ACTION ITEM: Only the stretch of the listing below that runs from the line with "Open shells are" through the line with "Task: Does the" is to be printed, exactly and with both ends.

##########

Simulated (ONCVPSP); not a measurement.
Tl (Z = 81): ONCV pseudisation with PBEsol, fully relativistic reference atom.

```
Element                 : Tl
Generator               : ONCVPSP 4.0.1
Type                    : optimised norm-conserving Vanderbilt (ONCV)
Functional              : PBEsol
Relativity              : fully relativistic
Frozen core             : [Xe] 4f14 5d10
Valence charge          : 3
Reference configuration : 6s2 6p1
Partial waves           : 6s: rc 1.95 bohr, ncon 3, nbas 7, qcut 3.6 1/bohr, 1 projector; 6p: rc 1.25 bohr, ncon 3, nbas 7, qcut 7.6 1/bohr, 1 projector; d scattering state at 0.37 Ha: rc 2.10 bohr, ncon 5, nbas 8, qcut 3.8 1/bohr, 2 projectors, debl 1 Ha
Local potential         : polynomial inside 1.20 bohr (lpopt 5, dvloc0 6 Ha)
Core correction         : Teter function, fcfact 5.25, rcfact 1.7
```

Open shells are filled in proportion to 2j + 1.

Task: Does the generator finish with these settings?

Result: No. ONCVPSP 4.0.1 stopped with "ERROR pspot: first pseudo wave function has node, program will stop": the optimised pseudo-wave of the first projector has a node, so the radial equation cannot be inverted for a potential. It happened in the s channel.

##########

TASK RESULT:
Open shells are filled in proportion to 2j + 1.

Task: Does the generator finish with these settings?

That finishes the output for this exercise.